## Listed records
*-*-*

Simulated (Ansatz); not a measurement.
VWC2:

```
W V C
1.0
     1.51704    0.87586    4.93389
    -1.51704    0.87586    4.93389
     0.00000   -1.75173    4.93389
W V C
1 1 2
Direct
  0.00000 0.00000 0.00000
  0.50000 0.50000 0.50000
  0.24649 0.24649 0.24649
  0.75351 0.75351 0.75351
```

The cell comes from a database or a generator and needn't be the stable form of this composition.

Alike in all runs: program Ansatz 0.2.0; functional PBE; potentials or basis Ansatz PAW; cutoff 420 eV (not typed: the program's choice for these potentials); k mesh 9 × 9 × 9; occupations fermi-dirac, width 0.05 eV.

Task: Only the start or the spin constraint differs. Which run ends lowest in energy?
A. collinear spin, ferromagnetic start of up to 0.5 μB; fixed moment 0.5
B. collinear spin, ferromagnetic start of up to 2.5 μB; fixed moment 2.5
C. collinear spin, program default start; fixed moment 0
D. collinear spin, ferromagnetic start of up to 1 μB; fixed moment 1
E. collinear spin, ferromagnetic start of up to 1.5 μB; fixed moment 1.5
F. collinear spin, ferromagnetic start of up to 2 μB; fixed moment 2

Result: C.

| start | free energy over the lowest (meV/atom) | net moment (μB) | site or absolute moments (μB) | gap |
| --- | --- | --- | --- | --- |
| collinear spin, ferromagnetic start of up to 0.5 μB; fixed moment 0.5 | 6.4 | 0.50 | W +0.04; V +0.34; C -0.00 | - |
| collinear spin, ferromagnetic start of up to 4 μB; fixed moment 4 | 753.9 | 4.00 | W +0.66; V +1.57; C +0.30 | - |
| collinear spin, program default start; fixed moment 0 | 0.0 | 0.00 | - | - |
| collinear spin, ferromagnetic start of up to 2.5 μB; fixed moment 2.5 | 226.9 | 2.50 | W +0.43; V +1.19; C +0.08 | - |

*-*-*

## Assignment
Repeat the data word for word, starting at its first line and stopping after the line that contains "Alike in all".

## Exercise response
Simulated (Ansatz); not a measurement.
VWC2:

```
W V C
1.0
     1.51704    0.87586    4.93389
    -1.51704    0.87586    4.93389
     0.00000   -1.75173    4.93389
W V C
1 1 2
Direct
  0.00000 0.00000 0.00000
  0.50000 0.50000 0.50000
  0.24649 0.24649 0.24649
  0.75351 0.75351 0.75351
```

The cell comes from a database or a generator and needn't be the stable form of this composition.

Alike in all runs: program Ansatz 0.2.0; functional PBE; potentials or basis Ansatz PAW; cutoff 420 eV (not typed: the program's choice for these potentials); k mesh 9 × 9 × 9; occupations fermi-dirac, width 0.05 eV.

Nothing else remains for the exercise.